**Requirement:** Taking the entries below from the top, restate each line exactly and end with the line containing "0.00 | -0.15 |".

**Records supplied:**
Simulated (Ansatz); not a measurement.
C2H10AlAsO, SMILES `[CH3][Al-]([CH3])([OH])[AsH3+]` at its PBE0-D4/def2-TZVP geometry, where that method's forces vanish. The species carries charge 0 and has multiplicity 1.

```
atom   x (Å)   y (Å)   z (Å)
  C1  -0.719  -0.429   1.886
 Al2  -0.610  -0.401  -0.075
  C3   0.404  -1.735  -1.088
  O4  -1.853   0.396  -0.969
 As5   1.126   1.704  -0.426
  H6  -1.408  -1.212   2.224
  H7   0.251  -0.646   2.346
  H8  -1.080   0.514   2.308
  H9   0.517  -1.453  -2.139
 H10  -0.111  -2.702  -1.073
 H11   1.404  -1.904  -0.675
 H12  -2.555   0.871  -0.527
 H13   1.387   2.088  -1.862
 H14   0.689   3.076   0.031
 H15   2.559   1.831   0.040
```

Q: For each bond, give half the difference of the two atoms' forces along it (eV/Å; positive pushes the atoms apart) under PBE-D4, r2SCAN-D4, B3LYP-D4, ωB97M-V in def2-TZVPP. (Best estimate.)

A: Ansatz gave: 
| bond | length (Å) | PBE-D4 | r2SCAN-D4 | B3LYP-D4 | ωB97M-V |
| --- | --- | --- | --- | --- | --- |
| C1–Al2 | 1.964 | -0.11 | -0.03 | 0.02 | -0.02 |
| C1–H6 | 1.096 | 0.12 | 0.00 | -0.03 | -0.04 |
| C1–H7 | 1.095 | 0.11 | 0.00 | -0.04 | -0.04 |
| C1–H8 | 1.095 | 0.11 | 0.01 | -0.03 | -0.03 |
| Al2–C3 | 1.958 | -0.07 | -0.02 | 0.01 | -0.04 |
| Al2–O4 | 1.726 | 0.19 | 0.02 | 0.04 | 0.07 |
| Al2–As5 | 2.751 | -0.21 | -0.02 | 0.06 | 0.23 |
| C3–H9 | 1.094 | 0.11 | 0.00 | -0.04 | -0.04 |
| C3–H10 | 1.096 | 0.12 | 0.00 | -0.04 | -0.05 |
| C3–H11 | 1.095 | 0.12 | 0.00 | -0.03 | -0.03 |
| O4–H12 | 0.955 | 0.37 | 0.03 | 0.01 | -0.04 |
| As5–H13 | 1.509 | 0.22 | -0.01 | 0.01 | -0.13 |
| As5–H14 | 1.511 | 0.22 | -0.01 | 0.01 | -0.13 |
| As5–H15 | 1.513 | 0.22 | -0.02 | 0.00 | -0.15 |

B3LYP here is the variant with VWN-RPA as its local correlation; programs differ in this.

**Exercise solution:**
Simulated (Ansatz); not a measurement.
C2H10AlAsO, SMILES `[CH3][Al-]([CH3])([OH])[AsH3+]` at its PBE0-D4/def2-TZVP geometry, where that method's forces vanish. The species carries charge 0 and has multiplicity 1.

```
atom   x (Å)   y (Å)   z (Å)
  C1  -0.719  -0.429   1.886
 Al2  -0.610  -0.401  -0.075
  C3   0.404  -1.735  -1.088
  O4  -1.853   0.396  -0.969
 As5   1.126   1.704  -0.426
  H6  -1.408  -1.212   2.224
  H7   0.251  -0.646   2.346
  H8  -1.080   0.514   2.308
  H9   0.517  -1.453  -2.139
 H10  -0.111  -2.702  -1.073
 H11   1.404  -1.904  -0.675
 H12  -2.555   0.871  -0.527
 H13   1.387   2.088  -1.862
 H14   0.689   3.076   0.031
 H15   2.559   1.831   0.040
```

Q: For each bond, give half the difference of the two atoms' forces along it (eV/Å; positive pushes the atoms apart) under PBE-D4, r2SCAN-D4, B3LYP-D4, ωB97M-V in def2-TZVPP. (Best estimate.)

A: Ansatz gave: 
| bond | length (Å) | PBE-D4 | r2SCAN-D4 | B3LYP-D4 | ωB97M-V |
| --- | --- | --- | --- | --- | --- |
| C1–Al2 | 1.964 | -0.11 | -0.03 | 0.02 | -0.02 |
| C1–H6 | 1.096 | 0.12 | 0.00 | -0.03 | -0.04 |
| C1–H7 | 1.095 | 0.11 | 0.00 | -0.04 | -0.04 |
| C1–H8 | 1.095 | 0.11 | 0.01 | -0.03 | -0.03 |
| Al2–C3 | 1.958 | -0.07 | -0.02 | 0.01 | -0.04 |
| Al2–O4 | 1.726 | 0.19 | 0.02 | 0.04 | 0.07 |
| Al2–As5 | 2.751 | -0.21 | -0.02 | 0.06 | 0.23 |
| C3–H9 | 1.094 | 0.11 | 0.00 | -0.04 | -0.04 |
| C3–H10 | 1.096 | 0.12 | 0.00 | -0.04 | -0.05 |
| C3–H11 | 1.095 | 0.12 | 0.00 | -0.03 | -0.03 |
| O4–H12 | 0.955 | 0.37 | 0.03 | 0.01 | -0.04 |
| As5–H13 | 1.509 | 0.22 | -0.01 | 0.01 | -0.13 |
| As5–H14 | 1.511 | 0.22 | -0.01 | 0.01 | -0.13 |
| As5–H15 | 1.513 | 0.22 | -0.02 | 0.00 | -0.15 |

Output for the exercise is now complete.